→ Assigned task: Output the entries below exactly, from the first line to the line holding "A: The bands", both included.

Dataset records section start

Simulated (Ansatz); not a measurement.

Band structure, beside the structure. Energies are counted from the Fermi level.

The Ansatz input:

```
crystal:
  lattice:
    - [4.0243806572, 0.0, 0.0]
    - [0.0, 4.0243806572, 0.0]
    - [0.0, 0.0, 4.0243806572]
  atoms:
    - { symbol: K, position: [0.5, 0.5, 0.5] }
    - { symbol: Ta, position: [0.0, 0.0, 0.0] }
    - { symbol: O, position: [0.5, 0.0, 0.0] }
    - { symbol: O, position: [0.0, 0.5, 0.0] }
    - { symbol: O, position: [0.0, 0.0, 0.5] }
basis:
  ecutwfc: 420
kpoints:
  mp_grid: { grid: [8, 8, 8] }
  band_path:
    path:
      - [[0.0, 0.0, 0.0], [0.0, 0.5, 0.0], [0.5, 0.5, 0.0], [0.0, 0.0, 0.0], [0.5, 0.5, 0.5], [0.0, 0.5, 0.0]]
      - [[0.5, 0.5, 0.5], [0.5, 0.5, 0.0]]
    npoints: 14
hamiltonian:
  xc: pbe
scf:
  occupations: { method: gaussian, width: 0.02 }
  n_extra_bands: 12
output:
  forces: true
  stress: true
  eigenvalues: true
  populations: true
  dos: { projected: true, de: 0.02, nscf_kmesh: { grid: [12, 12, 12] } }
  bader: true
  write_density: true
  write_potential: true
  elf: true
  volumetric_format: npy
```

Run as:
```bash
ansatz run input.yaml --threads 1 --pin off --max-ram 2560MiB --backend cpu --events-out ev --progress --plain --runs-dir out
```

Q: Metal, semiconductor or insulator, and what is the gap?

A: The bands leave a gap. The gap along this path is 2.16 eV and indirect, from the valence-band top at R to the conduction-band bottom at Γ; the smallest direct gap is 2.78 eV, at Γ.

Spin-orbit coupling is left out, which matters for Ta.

Dataset records section end

→ Worked solution:
Simulated (Ansatz); not a measurement.

Band structure, beside the structure. Energies are counted from the Fermi level.

The Ansatz input:

```
crystal:
  lattice:
    - [4.0243806572, 0.0, 0.0]
    - [0.0, 4.0243806572, 0.0]
    - [0.0, 0.0, 4.0243806572]
  atoms:
    - { symbol: K, position: [0.5, 0.5, 0.5] }
    - { symbol: Ta, position: [0.0, 0.0, 0.0] }
    - { symbol: O, position: [0.5, 0.0, 0.0] }
    - { symbol: O, position: [0.0, 0.5, 0.0] }
    - { symbol: O, position: [0.0, 0.0, 0.5] }
basis:
  ecutwfc: 420
kpoints:
  mp_grid: { grid: [8, 8, 8] }
  band_path:
    path:
      - [[0.0, 0.0, 0.0], [0.0, 0.5, 0.0], [0.5, 0.5, 0.0], [0.0, 0.0, 0.0], [0.5, 0.5, 0.5], [0.0, 0.5, 0.0]]
      - [[0.5, 0.5, 0.5], [0.5, 0.5, 0.0]]
    npoints: 14
hamiltonian:
  xc: pbe
scf:
  occupations: { method: gaussian, width: 0.02 }
  n_extra_bands: 12
output:
  forces: true
  stress: true
  eigenvalues: true
  populations: true
  dos: { projected: true, de: 0.02, nscf_kmesh: { grid: [12, 12, 12] } }
  bader: true
  write_density: true
  write_potential: true
  elf: true
  volumetric_format: npy
```

Run as:
```bash
ansatz run input.yaml --threads 1 --pin off --max-ram 2560MiB --backend cpu --events-out ev --progress --plain --runs-dir out
```

Q: Metal, semiconductor or insulator, and what is the gap?

A: The bands leave a gap. The gap along this path is 2.16 eV and indirect, from the valence-band top at R to the conduction-band bottom at Γ; the smallest direct gap is 2.78 eV, at Γ.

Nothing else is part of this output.